★ ★ ★ ★ ★ ★ ★
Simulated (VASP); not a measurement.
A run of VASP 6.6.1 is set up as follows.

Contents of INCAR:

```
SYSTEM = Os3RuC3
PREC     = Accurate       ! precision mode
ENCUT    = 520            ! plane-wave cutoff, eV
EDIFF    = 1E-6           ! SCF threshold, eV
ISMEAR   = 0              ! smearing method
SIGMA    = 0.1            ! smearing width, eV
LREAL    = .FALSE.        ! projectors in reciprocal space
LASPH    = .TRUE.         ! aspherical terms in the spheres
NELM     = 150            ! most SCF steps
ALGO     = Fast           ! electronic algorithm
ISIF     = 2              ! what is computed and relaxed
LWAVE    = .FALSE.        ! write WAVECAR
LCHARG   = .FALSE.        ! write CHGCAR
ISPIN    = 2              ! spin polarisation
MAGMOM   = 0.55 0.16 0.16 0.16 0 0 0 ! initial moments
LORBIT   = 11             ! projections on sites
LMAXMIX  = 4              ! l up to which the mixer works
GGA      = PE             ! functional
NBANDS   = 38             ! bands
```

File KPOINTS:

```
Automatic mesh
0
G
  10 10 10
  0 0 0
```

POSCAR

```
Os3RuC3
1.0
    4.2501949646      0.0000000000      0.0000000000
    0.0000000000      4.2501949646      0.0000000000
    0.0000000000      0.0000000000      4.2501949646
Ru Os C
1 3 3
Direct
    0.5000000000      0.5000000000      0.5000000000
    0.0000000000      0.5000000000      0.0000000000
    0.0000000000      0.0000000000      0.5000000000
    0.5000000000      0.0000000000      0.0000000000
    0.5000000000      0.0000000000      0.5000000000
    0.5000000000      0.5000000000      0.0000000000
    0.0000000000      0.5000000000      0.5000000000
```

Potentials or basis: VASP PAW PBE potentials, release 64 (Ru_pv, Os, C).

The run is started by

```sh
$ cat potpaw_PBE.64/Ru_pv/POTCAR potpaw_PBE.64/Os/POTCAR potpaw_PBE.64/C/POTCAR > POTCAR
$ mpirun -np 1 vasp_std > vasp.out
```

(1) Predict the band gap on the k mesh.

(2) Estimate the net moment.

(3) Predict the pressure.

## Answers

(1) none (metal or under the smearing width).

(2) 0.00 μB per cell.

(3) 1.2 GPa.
★ ★ ★ ★ ★ ★ ★

_Assigned task_. Copy verbatim, from the listing above, each line from the one containing "(1) Predict the band gap on the k mesh." down to the one containing "(2) 0.00 μB per cell.", inclusive.

_Response area_.
(1) Predict the band gap on the k mesh.

(2) Estimate the net moment.

(3) Predict the pressure.

## Answers

(1) none (metal or under the smearing width).

(2) 0.00 μB per cell.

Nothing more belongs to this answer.